SUPPLIED MATERIAL.
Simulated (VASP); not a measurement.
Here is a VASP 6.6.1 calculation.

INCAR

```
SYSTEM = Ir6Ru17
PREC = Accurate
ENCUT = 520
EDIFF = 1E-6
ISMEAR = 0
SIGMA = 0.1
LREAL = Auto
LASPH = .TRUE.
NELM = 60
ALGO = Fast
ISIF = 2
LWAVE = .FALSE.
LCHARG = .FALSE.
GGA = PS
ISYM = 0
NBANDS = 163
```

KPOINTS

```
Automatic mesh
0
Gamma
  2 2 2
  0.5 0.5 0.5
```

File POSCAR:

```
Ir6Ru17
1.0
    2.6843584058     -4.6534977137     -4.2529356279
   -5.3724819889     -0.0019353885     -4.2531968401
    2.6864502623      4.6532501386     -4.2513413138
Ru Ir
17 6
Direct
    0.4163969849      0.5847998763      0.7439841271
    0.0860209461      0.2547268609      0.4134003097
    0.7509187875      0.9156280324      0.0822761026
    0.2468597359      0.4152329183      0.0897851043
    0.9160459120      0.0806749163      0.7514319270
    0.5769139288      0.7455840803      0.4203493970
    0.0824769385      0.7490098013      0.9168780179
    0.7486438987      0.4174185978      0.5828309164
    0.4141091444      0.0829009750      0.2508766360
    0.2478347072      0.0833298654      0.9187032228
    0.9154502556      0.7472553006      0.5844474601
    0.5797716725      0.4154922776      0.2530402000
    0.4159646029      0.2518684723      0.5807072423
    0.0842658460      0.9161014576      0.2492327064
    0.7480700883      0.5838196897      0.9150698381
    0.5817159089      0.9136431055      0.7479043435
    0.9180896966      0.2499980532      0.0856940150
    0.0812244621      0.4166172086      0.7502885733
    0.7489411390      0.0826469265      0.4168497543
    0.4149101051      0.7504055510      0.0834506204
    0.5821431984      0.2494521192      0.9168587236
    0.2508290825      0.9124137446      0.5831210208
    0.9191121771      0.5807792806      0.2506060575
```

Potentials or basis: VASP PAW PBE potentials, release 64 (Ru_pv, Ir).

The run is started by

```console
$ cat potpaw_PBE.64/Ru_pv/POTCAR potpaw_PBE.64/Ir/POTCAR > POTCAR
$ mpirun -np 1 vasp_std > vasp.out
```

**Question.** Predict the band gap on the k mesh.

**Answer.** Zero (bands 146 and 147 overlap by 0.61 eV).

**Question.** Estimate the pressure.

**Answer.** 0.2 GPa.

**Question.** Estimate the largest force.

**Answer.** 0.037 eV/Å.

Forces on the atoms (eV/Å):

ACTION ITEM. Where the line with "the k mesh." ends, your copy should end too; please return exactly the lines from the first line of the data through it.

EXPECTED ANSWER.
Simulated (VASP); not a measurement.
Here is a VASP 6.6.1 calculation.

INCAR

```
SYSTEM = Ir6Ru17
PREC = Accurate
ENCUT = 520
EDIFF = 1E-6
ISMEAR = 0
SIGMA = 0.1
LREAL = Auto
LASPH = .TRUE.
NELM = 60
ALGO = Fast
ISIF = 2
LWAVE = .FALSE.
LCHARG = .FALSE.
GGA = PS
ISYM = 0
NBANDS = 163
```

KPOINTS

```
Automatic mesh
0
Gamma
  2 2 2
  0.5 0.5 0.5
```

File POSCAR:

```
Ir6Ru17
1.0
    2.6843584058     -4.6534977137     -4.2529356279
   -5.3724819889     -0.0019353885     -4.2531968401
    2.6864502623      4.6532501386     -4.2513413138
Ru Ir
17 6
Direct
    0.4163969849      0.5847998763      0.7439841271
    0.0860209461      0.2547268609      0.4134003097
    0.7509187875      0.9156280324      0.0822761026
    0.2468597359      0.4152329183      0.0897851043
    0.9160459120      0.0806749163      0.7514319270
    0.5769139288      0.7455840803      0.4203493970
    0.0824769385      0.7490098013      0.9168780179
    0.7486438987      0.4174185978      0.5828309164
    0.4141091444      0.0829009750      0.2508766360
    0.2478347072      0.0833298654      0.9187032228
    0.9154502556      0.7472553006      0.5844474601
    0.5797716725      0.4154922776      0.2530402000
    0.4159646029      0.2518684723      0.5807072423
    0.0842658460      0.9161014576      0.2492327064
    0.7480700883      0.5838196897      0.9150698381
    0.5817159089      0.9136431055      0.7479043435
    0.9180896966      0.2499980532      0.0856940150
    0.0812244621      0.4166172086      0.7502885733
    0.7489411390      0.0826469265      0.4168497543
    0.4149101051      0.7504055510      0.0834506204
    0.5821431984      0.2494521192      0.9168587236
    0.2508290825      0.9124137446      0.5831210208
    0.9191121771      0.5807792806      0.2506060575
```

Potentials or basis: VASP PAW PBE potentials, release 64 (Ru_pv, Ir).

The run is started by

```console
$ cat potpaw_PBE.64/Ru_pv/POTCAR potpaw_PBE.64/Ir/POTCAR > POTCAR
$ mpirun -np 1 vasp_std > vasp.out
```

**Question.** Predict the band gap on the k mesh.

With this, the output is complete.